(Excerpted records begins)
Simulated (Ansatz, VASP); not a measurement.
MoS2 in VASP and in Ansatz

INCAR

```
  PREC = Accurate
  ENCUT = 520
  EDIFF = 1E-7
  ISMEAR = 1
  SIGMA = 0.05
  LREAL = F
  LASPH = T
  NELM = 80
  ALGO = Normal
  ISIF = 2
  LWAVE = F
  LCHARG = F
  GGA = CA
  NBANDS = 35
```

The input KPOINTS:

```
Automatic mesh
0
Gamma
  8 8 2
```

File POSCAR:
(Excerpted records ends)

#### Required action:
Every record needs to be written out again, exactly as it was given.

#### Exercise result:
Simulated (Ansatz, VASP); not a measurement.
MoS2 in VASP and in Ansatz

INCAR

```
  PREC = Accurate
  ENCUT = 520
  EDIFF = 1E-7
  ISMEAR = 1
  SIGMA = 0.05
  LREAL = F
  LASPH = T
  NELM = 80
  ALGO = Normal
  ISIF = 2
  LWAVE = F
  LCHARG = F
  GGA = CA
  NBANDS = 35
```

The input KPOINTS:

```
Automatic mesh
0
Gamma
  8 8 2
```

File POSCAR:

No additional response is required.